Give again, exactly as written, each line of the material below starting at the line that contains "Settings: cutoff 420" and ending at the line that contains "Q: Is this geometry". Both ends count, and no other line does.

==========

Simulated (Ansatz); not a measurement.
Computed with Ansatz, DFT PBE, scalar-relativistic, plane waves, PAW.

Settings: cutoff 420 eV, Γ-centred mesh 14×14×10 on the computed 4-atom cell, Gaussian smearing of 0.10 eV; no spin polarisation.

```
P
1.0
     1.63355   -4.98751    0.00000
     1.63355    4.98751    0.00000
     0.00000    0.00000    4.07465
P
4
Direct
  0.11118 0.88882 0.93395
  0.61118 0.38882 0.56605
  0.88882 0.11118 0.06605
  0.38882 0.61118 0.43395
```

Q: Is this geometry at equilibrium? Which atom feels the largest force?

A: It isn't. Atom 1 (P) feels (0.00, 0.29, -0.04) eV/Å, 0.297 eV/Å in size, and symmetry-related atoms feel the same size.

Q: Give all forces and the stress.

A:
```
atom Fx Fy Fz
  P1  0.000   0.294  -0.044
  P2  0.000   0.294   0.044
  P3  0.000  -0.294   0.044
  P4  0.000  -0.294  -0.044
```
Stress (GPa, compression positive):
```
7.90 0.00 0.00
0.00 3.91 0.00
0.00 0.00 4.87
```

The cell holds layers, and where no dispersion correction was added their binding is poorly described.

==========

• _Task output_:
Settings: cutoff 420 eV, Γ-centred mesh 14×14×10 on the computed 4-atom cell, Gaussian smearing of 0.10 eV; no spin polarisation.

```
P
1.0
     1.63355   -4.98751    0.00000
     1.63355    4.98751    0.00000
     0.00000    0.00000    4.07465
P
4
Direct
  0.11118 0.88882 0.93395
  0.61118 0.38882 0.56605
  0.88882 0.11118 0.06605
  0.38882 0.61118 0.43395
```

Q: Is this geometry at equilibrium? Which atom feels the largest force?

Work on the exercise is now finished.